» DATA RECORDS
****************************************

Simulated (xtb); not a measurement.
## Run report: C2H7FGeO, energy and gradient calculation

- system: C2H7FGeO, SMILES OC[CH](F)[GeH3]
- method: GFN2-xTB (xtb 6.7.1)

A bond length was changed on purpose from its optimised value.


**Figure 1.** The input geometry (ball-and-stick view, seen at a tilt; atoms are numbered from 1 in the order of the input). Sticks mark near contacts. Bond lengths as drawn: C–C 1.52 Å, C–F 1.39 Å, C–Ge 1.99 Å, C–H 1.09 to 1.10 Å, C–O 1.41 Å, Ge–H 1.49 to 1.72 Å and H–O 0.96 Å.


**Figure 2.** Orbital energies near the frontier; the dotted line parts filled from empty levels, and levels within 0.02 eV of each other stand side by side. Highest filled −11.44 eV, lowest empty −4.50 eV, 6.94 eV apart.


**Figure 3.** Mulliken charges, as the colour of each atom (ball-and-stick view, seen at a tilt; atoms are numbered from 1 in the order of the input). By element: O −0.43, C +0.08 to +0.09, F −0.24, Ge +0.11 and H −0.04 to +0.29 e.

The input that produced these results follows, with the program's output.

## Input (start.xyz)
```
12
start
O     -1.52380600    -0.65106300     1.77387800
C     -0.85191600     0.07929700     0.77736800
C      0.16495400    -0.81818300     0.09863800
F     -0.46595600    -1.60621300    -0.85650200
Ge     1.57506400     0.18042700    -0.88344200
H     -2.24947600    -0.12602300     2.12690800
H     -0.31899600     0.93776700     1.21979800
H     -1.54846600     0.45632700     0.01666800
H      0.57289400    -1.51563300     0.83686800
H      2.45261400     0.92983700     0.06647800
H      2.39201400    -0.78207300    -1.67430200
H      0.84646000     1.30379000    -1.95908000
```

****************************************

» ACTION ITEM
Would you reproduce the whole listing exactly as it stands?

» ANSWER SECTION
Simulated (xtb); not a measurement.
## Run report: C2H7FGeO, energy and gradient calculation

- system: C2H7FGeO, SMILES OC[CH](F)[GeH3]
- method: GFN2-xTB (xtb 6.7.1)

A bond length was changed on purpose from its optimised value.


**Figure 1.** The input geometry (ball-and-stick view, seen at a tilt; atoms are numbered from 1 in the order of the input). Sticks mark near contacts. Bond lengths as drawn: C–C 1.52 Å, C–F 1.39 Å, C–Ge 1.99 Å, C–H 1.09 to 1.10 Å, C–O 1.41 Å, Ge–H 1.49 to 1.72 Å and H–O 0.96 Å.


**Figure 2.** Orbital energies near the frontier; the dotted line parts filled from empty levels, and levels within 0.02 eV of each other stand side by side. Highest filled −11.44 eV, lowest empty −4.50 eV, 6.94 eV apart.


**Figure 3.** Mulliken charges, as the colour of each atom (ball-and-stick view, seen at a tilt; atoms are numbered from 1 in the order of the input). By element: O −0.43, C +0.08 to +0.09, F −0.24, Ge +0.11 and H −0.04 to +0.29 e.

The input that produced these results follows, with the program's output.

## Input (start.xyz)
```
12
start
O     -1.52380600    -0.65106300     1.77387800
C     -0.85191600     0.07929700     0.77736800
C      0.16495400    -0.81818300     0.09863800
F     -0.46595600    -1.60621300    -0.85650200
Ge     1.57506400     0.18042700    -0.88344200
H     -2.24947600    -0.12602300     2.12690800
H     -0.31899600     0.93776700     1.21979800
H     -1.54846600     0.45632700     0.01666800
H      0.57289400    -1.51563300     0.83686800
H      2.45261400     0.92983700     0.06647800
H      2.39201400    -0.78207300    -1.67430200
H      0.84646000     1.30379000    -1.95908000
```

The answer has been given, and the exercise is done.